**RECORDS SUPPLIED**
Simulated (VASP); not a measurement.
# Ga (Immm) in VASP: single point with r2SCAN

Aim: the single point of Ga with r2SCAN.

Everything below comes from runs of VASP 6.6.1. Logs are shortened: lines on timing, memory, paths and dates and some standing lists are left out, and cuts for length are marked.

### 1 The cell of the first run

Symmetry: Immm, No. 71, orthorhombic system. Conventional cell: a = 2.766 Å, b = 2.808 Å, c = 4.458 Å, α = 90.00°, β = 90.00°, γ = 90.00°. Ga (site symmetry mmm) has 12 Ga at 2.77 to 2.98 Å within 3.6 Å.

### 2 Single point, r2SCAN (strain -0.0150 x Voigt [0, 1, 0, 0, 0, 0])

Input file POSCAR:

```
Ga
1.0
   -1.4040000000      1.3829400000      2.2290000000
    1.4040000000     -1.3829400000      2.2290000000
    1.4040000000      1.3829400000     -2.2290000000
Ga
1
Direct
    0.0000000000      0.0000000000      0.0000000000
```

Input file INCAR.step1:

**REQUIREMENT**
Restate the full material word for word.

**EXERCISE ANSWER**
Simulated (VASP); not a measurement.
# Ga (Immm) in VASP: single point with r2SCAN

Aim: the single point of Ga with r2SCAN.

Everything below comes from runs of VASP 6.6.1. Logs are shortened: lines on timing, memory, paths and dates and some standing lists are left out, and cuts for length are marked.

### 1 The cell of the first run

Symmetry: Immm, No. 71, orthorhombic system. Conventional cell: a = 2.766 Å, b = 2.808 Å, c = 4.458 Å, α = 90.00°, β = 90.00°, γ = 90.00°. Ga (site symmetry mmm) has 12 Ga at 2.77 to 2.98 Å within 3.6 Å.

### 2 Single point, r2SCAN (strain -0.0150 x Voigt [0, 1, 0, 0, 0, 0])

Input file POSCAR:

```
Ga
1.0
   -1.4040000000      1.3829400000      2.2290000000
    1.4040000000     -1.3829400000      2.2290000000
    1.4040000000      1.3829400000     -2.2290000000
Ga
1
Direct
    0.0000000000      0.0000000000      0.0000000000
```

Input file INCAR.step1:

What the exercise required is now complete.